══ Given records

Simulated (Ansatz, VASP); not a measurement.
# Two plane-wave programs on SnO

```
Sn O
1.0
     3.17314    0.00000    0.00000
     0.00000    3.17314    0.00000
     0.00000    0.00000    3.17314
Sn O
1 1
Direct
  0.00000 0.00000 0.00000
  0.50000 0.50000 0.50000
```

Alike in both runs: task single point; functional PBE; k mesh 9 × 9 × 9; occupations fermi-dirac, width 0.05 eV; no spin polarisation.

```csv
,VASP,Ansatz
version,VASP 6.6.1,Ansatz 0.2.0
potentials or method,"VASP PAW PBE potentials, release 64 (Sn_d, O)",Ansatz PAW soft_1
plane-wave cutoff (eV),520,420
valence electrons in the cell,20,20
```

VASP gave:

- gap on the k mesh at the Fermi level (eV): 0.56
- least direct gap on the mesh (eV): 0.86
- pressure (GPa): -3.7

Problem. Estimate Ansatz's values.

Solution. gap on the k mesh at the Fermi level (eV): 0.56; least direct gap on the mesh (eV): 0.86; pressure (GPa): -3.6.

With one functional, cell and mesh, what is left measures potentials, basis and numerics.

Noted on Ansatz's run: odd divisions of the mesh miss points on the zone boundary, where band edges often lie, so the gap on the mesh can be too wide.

════

Assigned task: The expected output is the exact run of lines from the start of the entries through the line with "With one functional, cell", inclusive.

Expected answer:
Simulated (Ansatz, VASP); not a measurement.
# Two plane-wave programs on SnO

```
Sn O
1.0
     3.17314    0.00000    0.00000
     0.00000    3.17314    0.00000
     0.00000    0.00000    3.17314
Sn O
1 1
Direct
  0.00000 0.00000 0.00000
  0.50000 0.50000 0.50000
```

Alike in both runs: task single point; functional PBE; k mesh 9 × 9 × 9; occupations fermi-dirac, width 0.05 eV; no spin polarisation.

```csv
,VASP,Ansatz
version,VASP 6.6.1,Ansatz 0.2.0
potentials or method,"VASP PAW PBE potentials, release 64 (Sn_d, O)",Ansatz PAW soft_1
plane-wave cutoff (eV),520,420
valence electrons in the cell,20,20
```

VASP gave:

- gap on the k mesh at the Fermi level (eV): 0.56
- least direct gap on the mesh (eV): 0.86
- pressure (GPa): -3.7

Problem. Estimate Ansatz's values.

Solution. gap on the k mesh at the Fermi level (eV): 0.56; least direct gap on the mesh (eV): 0.86; pressure (GPa): -3.6.

With one functional, cell and mesh, what is left measures potentials, basis and numerics.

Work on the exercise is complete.